(Beginning of Information given)

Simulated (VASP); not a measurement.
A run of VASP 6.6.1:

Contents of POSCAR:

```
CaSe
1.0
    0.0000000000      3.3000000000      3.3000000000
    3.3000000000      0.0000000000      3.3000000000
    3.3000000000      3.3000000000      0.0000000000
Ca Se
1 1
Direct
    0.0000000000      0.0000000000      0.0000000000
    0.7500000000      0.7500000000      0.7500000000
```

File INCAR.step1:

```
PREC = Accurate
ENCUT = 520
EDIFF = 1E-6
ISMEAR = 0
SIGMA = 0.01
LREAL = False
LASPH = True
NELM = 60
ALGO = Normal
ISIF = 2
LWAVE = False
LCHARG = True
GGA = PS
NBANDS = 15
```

(End of Information given)

Write out an exact copy of every record shown above.

• **Task result**
Simulated (VASP); not a measurement.
A run of VASP 6.6.1:

Contents of POSCAR:

```
CaSe
1.0
    0.0000000000      3.3000000000      3.3000000000
    3.3000000000      0.0000000000      3.3000000000
    3.3000000000      3.3000000000      0.0000000000
Ca Se
1 1
Direct
    0.0000000000      0.0000000000      0.0000000000
    0.7500000000      0.7500000000      0.7500000000
```

File INCAR.step1:

```
PREC = Accurate
ENCUT = 520
EDIFF = 1E-6
ISMEAR = 0
SIGMA = 0.01
LREAL = False
LASPH = True
NELM = 60
ALGO = Normal
ISIF = 2
LWAVE = False
LCHARG = True
GGA = PS
NBANDS = 15
```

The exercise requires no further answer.